_Data shown_
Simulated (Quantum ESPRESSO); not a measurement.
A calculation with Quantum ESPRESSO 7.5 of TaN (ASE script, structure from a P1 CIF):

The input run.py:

_Work item_
Everything in the listing should be transcribed exactly.

_Answer area_
Simulated (Quantum ESPRESSO); not a measurement.
A calculation with Quantum ESPRESSO 7.5 of TaN (ASE script, structure from a P1 CIF):

The input run.py:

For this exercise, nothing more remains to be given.